= Assigned task =
Give back exactly the lines that run from the beginning of the entries to the line containing "The geometry comes", both included, and nothing else.

::::::::

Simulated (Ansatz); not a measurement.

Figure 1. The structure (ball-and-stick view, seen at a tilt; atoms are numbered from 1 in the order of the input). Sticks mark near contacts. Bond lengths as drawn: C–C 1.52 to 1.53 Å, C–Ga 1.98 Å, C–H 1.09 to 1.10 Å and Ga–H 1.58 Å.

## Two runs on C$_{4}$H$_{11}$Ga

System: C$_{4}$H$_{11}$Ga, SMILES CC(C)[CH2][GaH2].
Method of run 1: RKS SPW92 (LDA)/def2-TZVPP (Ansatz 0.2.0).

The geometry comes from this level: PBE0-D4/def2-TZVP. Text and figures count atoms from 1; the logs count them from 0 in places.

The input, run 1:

::::::::

= Result =
Simulated (Ansatz); not a measurement.

Figure 1. The structure (ball-and-stick view, seen at a tilt; atoms are numbered from 1 in the order of the input). Sticks mark near contacts. Bond lengths as drawn: C–C 1.52 to 1.53 Å, C–Ga 1.98 Å, C–H 1.09 to 1.10 Å and Ga–H 1.58 Å.

## Two runs on C$_{4}$H$_{11}$Ga

System: C$_{4}$H$_{11}$Ga, SMILES CC(C)[CH2][GaH2].
Method of run 1: RKS SPW92 (LDA)/def2-TZVPP (Ansatz 0.2.0).

The geometry comes from this level: PBE0-D4/def2-TZVP. Text and figures count atoms from 1; the logs count them from 0 in places.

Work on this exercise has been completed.